Start of Block
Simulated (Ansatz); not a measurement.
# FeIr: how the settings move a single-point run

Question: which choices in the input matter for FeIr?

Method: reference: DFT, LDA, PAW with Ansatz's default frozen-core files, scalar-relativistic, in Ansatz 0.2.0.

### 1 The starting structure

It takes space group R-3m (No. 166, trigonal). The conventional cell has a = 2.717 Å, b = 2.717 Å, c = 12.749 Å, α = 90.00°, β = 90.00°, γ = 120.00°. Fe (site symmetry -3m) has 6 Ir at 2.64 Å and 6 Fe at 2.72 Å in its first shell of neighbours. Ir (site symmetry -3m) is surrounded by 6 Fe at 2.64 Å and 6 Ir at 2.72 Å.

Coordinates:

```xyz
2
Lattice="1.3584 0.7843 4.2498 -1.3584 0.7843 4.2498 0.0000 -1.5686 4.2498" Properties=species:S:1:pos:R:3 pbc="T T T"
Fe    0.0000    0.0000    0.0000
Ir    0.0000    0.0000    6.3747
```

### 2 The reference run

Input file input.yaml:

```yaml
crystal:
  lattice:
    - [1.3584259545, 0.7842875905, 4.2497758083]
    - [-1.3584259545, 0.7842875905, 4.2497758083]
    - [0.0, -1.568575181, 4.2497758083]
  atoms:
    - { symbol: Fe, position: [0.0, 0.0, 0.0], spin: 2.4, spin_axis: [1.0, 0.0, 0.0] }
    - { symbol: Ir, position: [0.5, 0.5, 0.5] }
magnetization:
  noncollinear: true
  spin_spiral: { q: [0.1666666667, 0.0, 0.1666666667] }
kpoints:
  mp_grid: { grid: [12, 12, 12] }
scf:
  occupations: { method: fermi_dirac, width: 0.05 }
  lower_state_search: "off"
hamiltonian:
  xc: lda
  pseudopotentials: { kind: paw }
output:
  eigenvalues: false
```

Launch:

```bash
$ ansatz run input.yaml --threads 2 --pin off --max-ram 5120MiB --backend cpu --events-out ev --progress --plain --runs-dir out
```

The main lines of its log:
End of Block

Assigned task:
Quote the records above from their first line through the line containing "### 1 The starting structure", both ends included.

Task output:
Simulated (Ansatz); not a measurement.
# FeIr: how the settings move a single-point run

Question: which choices in the input matter for FeIr?

Method: reference: DFT, LDA, PAW with Ansatz's default frozen-core files, scalar-relativistic, in Ansatz 0.2.0.

### 1 The starting structure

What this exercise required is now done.